## [Brief]
Write out, please, the lines from the beginning of the material to the line with "## A series in volume per atom on Ag", including both ends and nothing else.

## [Data to examine]
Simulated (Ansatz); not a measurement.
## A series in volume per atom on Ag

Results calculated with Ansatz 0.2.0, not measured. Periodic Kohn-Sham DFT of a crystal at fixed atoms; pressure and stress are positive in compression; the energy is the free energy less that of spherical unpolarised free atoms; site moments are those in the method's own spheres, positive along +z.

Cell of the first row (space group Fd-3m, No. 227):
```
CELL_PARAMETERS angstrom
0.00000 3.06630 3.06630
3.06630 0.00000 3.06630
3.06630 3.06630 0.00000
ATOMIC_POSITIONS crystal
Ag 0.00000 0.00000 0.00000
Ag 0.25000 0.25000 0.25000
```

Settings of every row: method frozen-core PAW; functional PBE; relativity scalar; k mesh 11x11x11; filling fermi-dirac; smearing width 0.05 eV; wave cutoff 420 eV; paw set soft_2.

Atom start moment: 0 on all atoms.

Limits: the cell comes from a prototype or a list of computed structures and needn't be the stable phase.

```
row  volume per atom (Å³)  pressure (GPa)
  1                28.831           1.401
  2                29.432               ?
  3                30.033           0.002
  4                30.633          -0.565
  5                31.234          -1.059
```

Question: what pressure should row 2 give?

## [Response]
Simulated (Ansatz); not a measurement.
## A series in volume per atom on Ag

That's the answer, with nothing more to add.